* [REQUIREMENT]: Print the lines in the listing below that fall between the line with "216.2 | -3.36 |" and the line with "VASP's potentials were", those two lines included, exactly as they stand and with nothing else.

:: DATA PROVIDED

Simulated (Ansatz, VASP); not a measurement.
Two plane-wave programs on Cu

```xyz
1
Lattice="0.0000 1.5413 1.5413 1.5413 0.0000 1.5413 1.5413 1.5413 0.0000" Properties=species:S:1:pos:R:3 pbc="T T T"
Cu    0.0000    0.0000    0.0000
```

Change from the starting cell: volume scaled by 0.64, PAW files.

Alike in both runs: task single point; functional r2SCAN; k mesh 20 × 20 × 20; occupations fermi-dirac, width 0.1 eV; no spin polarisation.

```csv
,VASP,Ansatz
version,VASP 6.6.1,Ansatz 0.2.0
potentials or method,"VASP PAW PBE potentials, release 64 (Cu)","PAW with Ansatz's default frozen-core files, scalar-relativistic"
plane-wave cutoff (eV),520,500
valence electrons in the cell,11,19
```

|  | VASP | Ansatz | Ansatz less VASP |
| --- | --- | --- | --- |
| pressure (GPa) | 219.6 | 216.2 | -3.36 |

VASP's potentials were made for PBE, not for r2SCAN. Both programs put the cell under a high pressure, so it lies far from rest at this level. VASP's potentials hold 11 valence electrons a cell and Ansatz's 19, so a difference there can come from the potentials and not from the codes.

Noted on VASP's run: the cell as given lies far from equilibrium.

::::

* [TASK OUTPUT]:
| pressure (GPa) | 219.6 | 216.2 | -3.36 |

VASP's potentials were made for PBE, not for r2SCAN. Both programs put the cell under a high pressure, so it lies far from rest at this level. VASP's potentials hold 11 valence electrons a cell and Ansatz's 19, so a difference there can come from the potentials and not from the codes.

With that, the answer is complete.